● **Work order**
From the records below, transcribe exactly the lines that begin at the line with "-0.01 | 0.01 |" and end at the line with "Solution. Central differences", both included.

● **Material supplied**
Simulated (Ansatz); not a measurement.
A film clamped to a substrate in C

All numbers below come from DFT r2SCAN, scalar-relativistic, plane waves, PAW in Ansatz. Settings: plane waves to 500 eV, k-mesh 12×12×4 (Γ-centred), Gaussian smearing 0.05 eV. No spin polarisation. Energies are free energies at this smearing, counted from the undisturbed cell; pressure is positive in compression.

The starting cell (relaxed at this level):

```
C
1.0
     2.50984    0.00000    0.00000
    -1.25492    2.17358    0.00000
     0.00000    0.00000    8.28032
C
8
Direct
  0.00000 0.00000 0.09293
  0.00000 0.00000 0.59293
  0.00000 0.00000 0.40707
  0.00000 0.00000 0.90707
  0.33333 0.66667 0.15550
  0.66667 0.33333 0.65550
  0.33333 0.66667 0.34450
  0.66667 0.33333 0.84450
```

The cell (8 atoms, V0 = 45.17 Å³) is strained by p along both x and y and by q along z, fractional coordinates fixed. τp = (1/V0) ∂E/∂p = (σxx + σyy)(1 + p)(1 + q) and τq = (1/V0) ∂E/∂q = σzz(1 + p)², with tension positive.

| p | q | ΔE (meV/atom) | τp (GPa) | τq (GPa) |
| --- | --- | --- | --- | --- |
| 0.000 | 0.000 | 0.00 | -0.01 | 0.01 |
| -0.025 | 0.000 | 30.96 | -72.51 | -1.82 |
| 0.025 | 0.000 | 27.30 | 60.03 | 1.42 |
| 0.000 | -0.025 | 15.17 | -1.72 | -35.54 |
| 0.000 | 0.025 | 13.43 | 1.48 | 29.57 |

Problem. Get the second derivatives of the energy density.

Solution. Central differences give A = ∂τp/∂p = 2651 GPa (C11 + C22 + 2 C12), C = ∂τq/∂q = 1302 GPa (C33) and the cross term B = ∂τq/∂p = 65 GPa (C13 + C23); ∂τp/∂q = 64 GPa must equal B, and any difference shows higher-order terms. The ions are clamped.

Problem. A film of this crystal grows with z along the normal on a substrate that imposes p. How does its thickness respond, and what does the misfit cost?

● **Response box**
| 0.000 | 0.000 | 0.00 | -0.01 | 0.01 |
| -0.025 | 0.000 | 30.96 | -72.51 | -1.82 |
| 0.025 | 0.000 | 27.30 | 60.03 | 1.42 |
| 0.000 | -0.025 | 15.17 | -1.72 | -35.54 |
| 0.000 | 0.025 | 13.43 | 1.48 | 29.57 |

Problem. Get the second derivatives of the energy density.

Solution. Central differences give A = ∂τp/∂p = 2651 GPa (C11 + C22 + 2 C12), C = ∂τq/∂q = 1302 GPa (C33) and the cross term B = ∂τq/∂p = 65 GPa (C13 + C23); ∂τp/∂q = 64 GPa must equal B, and any difference shows higher-order terms. The ions are clamped.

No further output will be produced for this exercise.